Assignment: What you write should be an exact copy of the material, from its first line through the line containing "Atomic SCF run for La⁴⁺".

Supplied entries:
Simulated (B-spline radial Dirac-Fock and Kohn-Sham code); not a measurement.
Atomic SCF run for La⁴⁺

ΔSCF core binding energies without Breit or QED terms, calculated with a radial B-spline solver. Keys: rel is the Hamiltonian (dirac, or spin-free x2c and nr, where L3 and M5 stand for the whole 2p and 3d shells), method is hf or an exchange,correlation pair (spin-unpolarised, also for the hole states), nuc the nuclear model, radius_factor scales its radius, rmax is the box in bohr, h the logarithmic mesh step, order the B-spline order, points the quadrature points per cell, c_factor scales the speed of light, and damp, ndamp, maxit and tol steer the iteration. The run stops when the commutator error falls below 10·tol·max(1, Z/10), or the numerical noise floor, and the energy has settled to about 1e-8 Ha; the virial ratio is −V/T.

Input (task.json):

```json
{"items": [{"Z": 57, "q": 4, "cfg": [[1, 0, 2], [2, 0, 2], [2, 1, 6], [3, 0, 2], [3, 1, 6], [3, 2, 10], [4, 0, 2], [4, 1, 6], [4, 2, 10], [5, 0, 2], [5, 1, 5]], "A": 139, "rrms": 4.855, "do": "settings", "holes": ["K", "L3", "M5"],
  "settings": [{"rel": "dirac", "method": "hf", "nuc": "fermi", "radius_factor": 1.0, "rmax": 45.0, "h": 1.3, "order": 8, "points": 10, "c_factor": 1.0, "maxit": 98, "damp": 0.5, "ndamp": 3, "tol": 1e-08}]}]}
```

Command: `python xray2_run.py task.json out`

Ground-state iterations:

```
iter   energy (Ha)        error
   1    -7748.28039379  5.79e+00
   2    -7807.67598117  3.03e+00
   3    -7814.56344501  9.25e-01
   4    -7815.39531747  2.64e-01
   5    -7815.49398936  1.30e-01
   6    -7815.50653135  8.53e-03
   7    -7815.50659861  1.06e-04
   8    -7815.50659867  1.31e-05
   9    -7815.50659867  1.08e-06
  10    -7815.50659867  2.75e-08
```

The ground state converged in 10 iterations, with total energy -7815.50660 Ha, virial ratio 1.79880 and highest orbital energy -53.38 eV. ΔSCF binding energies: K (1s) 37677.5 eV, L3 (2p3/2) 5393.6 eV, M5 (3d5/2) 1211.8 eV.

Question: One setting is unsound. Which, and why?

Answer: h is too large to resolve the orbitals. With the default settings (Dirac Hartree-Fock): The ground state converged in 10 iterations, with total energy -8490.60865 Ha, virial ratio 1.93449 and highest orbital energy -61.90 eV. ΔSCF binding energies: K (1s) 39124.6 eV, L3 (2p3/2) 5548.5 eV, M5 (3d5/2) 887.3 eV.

Written response:
Simulated (B-spline radial Dirac-Fock and Kohn-Sham code); not a measurement.
Atomic SCF run for La⁴⁺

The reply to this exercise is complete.